◆ ASSIGNMENT:
Copy exactly the lines from the start of the data below through the one that carries "Potentials or basis: VASP", and only those.

-=-=-=-=-

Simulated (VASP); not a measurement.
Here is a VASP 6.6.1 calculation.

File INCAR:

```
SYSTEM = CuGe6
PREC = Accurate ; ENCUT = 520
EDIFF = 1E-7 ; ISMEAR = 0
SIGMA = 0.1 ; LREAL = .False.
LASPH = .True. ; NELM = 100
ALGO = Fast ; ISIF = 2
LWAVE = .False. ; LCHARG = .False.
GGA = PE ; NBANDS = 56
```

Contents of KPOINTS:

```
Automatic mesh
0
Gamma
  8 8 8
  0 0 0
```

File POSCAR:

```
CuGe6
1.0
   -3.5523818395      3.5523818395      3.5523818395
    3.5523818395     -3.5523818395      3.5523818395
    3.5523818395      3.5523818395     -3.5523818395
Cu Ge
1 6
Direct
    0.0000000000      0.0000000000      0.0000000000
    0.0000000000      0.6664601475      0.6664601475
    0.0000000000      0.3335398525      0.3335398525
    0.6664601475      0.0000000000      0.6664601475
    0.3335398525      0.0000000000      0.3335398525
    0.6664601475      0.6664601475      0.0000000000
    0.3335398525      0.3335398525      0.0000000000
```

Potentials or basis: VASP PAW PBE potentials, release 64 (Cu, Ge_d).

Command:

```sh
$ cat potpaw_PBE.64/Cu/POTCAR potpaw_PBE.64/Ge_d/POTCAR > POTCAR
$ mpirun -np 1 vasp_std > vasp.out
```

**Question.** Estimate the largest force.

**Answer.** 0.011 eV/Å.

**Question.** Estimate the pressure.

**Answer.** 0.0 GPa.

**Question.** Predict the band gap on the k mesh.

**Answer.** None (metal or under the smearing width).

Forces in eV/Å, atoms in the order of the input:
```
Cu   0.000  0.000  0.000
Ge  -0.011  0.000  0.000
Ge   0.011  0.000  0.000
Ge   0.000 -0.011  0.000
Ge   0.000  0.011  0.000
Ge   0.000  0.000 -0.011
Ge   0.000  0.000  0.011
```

-=-=-=-=-

◆ WRITTEN SOLUTION:
Simulated (VASP); not a measurement.
Here is a VASP 6.6.1 calculation.

File INCAR:

```
SYSTEM = CuGe6
PREC = Accurate ; ENCUT = 520
EDIFF = 1E-7 ; ISMEAR = 0
SIGMA = 0.1 ; LREAL = .False.
LASPH = .True. ; NELM = 100
ALGO = Fast ; ISIF = 2
LWAVE = .False. ; LCHARG = .False.
GGA = PE ; NBANDS = 56
```

Contents of KPOINTS:

```
Automatic mesh
0
Gamma
  8 8 8
  0 0 0
```

File POSCAR:

```
CuGe6
1.0
   -3.5523818395      3.5523818395      3.5523818395
    3.5523818395     -3.5523818395      3.5523818395
    3.5523818395      3.5523818395     -3.5523818395
Cu Ge
1 6
Direct
    0.0000000000      0.0000000000      0.0000000000
    0.0000000000      0.6664601475      0.6664601475
    0.0000000000      0.3335398525      0.3335398525
    0.6664601475      0.0000000000      0.6664601475
    0.3335398525      0.0000000000      0.3335398525
    0.6664601475      0.6664601475      0.0000000000
    0.3335398525      0.3335398525      0.0000000000
```

Potentials or basis: VASP PAW PBE potentials, release 64 (Cu, Ge_d).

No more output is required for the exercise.